-------- SUPPLIED RECORDS --------
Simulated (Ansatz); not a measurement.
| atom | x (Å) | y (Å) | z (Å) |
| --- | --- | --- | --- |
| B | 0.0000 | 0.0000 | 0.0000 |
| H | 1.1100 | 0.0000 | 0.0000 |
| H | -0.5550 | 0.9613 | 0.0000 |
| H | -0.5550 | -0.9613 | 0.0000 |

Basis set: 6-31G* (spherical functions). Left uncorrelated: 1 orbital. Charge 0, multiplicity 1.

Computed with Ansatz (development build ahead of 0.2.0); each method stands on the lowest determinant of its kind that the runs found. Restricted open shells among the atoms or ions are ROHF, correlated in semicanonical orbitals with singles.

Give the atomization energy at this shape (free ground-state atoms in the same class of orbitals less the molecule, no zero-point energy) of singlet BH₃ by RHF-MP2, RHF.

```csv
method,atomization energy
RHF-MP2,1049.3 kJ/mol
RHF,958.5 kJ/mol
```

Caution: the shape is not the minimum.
--------

# REQUIRED ACTION
Look above for the line with "1.1100 | 0.0000 | 0.0000 |" and the line with "Basis set: 6-31G*". Write out those two lines and all the lines between them, exactly, and no others.

# WRITTEN RESPONSE
| H | 1.1100 | 0.0000 | 0.0000 |
| H | -0.5550 | 0.9613 | 0.0000 |
| H | -0.5550 | -0.9613 | 0.0000 |

Basis set: 6-31G* (spherical functions). Left uncorrelated: 1 orbital. Charge 0, multiplicity 1.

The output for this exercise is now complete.